WORK ORDER: Retype, exactly as they appear below, the lines between the line holding "density (mol/L) |" and the line holding "No azeotrope shows between x = 0.05 and 0.95.", both ends included.

DATA EXTRACT:
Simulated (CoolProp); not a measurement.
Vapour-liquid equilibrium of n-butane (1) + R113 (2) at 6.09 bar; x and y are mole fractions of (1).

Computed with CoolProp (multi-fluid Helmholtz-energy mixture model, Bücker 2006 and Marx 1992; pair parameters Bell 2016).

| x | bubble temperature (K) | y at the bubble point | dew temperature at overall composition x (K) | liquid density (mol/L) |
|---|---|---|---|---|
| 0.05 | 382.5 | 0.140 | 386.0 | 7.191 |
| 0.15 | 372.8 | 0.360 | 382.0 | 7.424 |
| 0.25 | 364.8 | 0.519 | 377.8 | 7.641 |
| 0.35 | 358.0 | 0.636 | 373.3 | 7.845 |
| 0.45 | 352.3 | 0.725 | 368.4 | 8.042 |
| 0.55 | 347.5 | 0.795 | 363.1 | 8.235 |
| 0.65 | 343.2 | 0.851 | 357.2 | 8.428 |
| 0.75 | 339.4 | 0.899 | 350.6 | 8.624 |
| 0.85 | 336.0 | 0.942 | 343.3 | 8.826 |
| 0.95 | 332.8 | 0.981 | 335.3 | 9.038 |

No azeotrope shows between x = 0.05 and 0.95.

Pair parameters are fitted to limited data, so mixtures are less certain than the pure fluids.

YOUR SOLUTION:
| x | bubble temperature (K) | y at the bubble point | dew temperature at overall composition x (K) | liquid density (mol/L) |
|---|---|---|---|---|
| 0.05 | 382.5 | 0.140 | 386.0 | 7.191 |
| 0.15 | 372.8 | 0.360 | 382.0 | 7.424 |
| 0.25 | 364.8 | 0.519 | 377.8 | 7.641 |
| 0.35 | 358.0 | 0.636 | 373.3 | 7.845 |
| 0.45 | 352.3 | 0.725 | 368.4 | 8.042 |
| 0.55 | 347.5 | 0.795 | 363.1 | 8.235 |
| 0.65 | 343.2 | 0.851 | 357.2 | 8.428 |
| 0.75 | 339.4 | 0.899 | 350.6 | 8.624 |
| 0.85 | 336.0 | 0.942 | 343.3 | 8.826 |
| 0.95 | 332.8 | 0.981 | 335.3 | 9.038 |

No azeotrope shows between x = 0.05 and 0.95.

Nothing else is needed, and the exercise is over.